Segment Start: DATASET EXTRACT
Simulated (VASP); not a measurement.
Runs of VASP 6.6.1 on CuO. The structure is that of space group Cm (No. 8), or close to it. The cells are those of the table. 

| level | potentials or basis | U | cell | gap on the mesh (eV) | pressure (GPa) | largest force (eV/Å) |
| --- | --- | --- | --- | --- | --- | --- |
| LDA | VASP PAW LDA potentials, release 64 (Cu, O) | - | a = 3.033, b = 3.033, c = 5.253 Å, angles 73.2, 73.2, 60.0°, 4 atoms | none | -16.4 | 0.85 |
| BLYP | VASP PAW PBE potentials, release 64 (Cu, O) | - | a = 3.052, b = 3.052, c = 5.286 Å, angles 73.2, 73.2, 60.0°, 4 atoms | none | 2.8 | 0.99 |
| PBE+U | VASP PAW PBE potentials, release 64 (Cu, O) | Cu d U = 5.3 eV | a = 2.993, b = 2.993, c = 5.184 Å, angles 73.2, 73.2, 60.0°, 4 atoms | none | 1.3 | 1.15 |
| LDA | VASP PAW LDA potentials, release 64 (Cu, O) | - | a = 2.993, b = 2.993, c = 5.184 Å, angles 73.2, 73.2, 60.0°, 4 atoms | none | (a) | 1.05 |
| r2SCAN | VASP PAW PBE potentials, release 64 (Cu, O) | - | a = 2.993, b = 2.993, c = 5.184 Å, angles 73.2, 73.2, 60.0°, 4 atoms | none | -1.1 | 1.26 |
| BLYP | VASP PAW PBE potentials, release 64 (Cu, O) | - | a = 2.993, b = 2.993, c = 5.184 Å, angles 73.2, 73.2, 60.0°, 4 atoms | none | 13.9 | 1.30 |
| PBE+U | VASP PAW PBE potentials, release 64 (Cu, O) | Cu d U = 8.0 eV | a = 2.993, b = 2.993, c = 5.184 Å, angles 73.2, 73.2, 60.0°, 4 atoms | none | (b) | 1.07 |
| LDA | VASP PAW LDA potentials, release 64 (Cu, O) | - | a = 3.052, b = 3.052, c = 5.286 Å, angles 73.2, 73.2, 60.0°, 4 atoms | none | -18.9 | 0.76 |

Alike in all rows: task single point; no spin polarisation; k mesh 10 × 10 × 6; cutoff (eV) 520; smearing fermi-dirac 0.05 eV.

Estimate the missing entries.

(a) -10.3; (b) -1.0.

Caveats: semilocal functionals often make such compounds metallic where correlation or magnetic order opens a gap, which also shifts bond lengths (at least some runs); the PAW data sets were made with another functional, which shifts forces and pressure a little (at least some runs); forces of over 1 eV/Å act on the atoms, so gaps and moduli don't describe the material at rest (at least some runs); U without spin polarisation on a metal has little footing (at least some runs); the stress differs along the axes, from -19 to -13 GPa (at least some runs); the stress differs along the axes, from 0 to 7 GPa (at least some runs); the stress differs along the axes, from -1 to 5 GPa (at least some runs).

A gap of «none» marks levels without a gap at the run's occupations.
Segment End: DATASET EXTRACT

When you reach the line that contains "none | (a) | 1.05 |", stop; output it and every line before it from the start of the data, exactly as written.

Simulated (VASP); not a measurement.
Runs of VASP 6.6.1 on CuO. The structure is that of space group Cm (No. 8), or close to it. The cells are those of the table. 

| level | potentials or basis | U | cell | gap on the mesh (eV) | pressure (GPa) | largest force (eV/Å) |
| --- | --- | --- | --- | --- | --- | --- |
| LDA | VASP PAW LDA potentials, release 64 (Cu, O) | - | a = 3.033, b = 3.033, c = 5.253 Å, angles 73.2, 73.2, 60.0°, 4 atoms | none | -16.4 | 0.85 |
| BLYP | VASP PAW PBE potentials, release 64 (Cu, O) | - | a = 3.052, b = 3.052, c = 5.286 Å, angles 73.2, 73.2, 60.0°, 4 atoms | none | 2.8 | 0.99 |
| PBE+U | VASP PAW PBE potentials, release 64 (Cu, O) | Cu d U = 5.3 eV | a = 2.993, b = 2.993, c = 5.184 Å, angles 73.2, 73.2, 60.0°, 4 atoms | none | 1.3 | 1.15 |
| LDA | VASP PAW LDA potentials, release 64 (Cu, O) | - | a = 2.993, b = 2.993, c = 5.184 Å, angles 73.2, 73.2, 60.0°, 4 atoms | none | (a) | 1.05 |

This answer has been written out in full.